'''

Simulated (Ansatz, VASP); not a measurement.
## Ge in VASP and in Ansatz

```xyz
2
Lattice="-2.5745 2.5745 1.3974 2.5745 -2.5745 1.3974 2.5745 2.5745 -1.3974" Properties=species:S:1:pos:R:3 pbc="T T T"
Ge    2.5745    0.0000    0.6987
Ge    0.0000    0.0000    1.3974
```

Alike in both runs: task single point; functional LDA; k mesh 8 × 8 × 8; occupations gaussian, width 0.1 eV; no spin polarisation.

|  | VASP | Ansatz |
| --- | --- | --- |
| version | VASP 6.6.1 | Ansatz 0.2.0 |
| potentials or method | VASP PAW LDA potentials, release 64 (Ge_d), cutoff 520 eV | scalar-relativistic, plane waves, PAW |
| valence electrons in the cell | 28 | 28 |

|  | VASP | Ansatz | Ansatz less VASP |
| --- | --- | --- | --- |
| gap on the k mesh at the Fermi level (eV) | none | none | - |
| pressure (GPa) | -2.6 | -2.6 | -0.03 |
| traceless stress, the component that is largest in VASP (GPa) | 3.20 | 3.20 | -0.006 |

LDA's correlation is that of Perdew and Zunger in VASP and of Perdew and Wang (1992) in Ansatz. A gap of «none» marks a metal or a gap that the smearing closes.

'''

### REQUIRED ACTION
Set down the complete listing once more, exactly as it stands above.

### YOUR SOLUTION
Simulated (Ansatz, VASP); not a measurement.
## Ge in VASP and in Ansatz

```xyz
2
Lattice="-2.5745 2.5745 1.3974 2.5745 -2.5745 1.3974 2.5745 2.5745 -1.3974" Properties=species:S:1:pos:R:3 pbc="T T T"
Ge    2.5745    0.0000    0.6987
Ge    0.0000    0.0000    1.3974
```

Alike in both runs: task single point; functional LDA; k mesh 8 × 8 × 8; occupations gaussian, width 0.1 eV; no spin polarisation.

|  | VASP | Ansatz |
| --- | --- | --- |
| version | VASP 6.6.1 | Ansatz 0.2.0 |
| potentials or method | VASP PAW LDA potentials, release 64 (Ge_d), cutoff 520 eV | scalar-relativistic, plane waves, PAW |
| valence electrons in the cell | 28 | 28 |

|  | VASP | Ansatz | Ansatz less VASP |
| --- | --- | --- | --- |
| gap on the k mesh at the Fermi level (eV) | none | none | - |
| pressure (GPa) | -2.6 | -2.6 | -0.03 |
| traceless stress, the component that is largest in VASP (GPa) | 3.20 | 3.20 | -0.006 |

LDA's correlation is that of Perdew and Zunger in VASP and of Perdew and Wang (1992) in Ansatz. A gap of «none» marks a metal or a gap that the smearing closes.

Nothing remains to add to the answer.